* WORK ORDER *
Line by line, set down the records exactly as they appear below.

* RECORD SET *
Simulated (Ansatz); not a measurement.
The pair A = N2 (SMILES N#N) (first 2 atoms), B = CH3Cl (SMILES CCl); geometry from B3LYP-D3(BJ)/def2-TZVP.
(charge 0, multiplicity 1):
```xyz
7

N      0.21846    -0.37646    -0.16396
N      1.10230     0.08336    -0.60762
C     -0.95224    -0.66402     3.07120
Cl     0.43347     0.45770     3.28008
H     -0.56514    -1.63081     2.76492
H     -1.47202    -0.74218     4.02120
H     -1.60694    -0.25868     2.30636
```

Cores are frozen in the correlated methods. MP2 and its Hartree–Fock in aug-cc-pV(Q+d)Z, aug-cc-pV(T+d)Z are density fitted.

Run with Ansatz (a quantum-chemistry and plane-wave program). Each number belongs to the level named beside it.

* RESPONSE *
Simulated (Ansatz); not a measurement.
The pair A = N2 (SMILES N#N) (first 2 atoms), B = CH3Cl (SMILES CCl); geometry from B3LYP-D3(BJ)/def2-TZVP.
(charge 0, multiplicity 1):
```xyz
7

N      0.21846    -0.37646    -0.16396
N      1.10230     0.08336    -0.60762
C     -0.95224    -0.66402     3.07120
Cl     0.43347     0.45770     3.28008
H     -0.56514    -1.63081     2.76492
H     -1.47202    -0.74218     4.02120
H     -1.60694    -0.25868     2.30636
```

Cores are frozen in the correlated methods. MP2 and its Hartree–Fock in aug-cc-pV(Q+d)Z, aug-cc-pV(T+d)Z are density fitted.

Run with Ansatz (a quantum-chemistry and plane-wave program). Each number belongs to the level named beside it.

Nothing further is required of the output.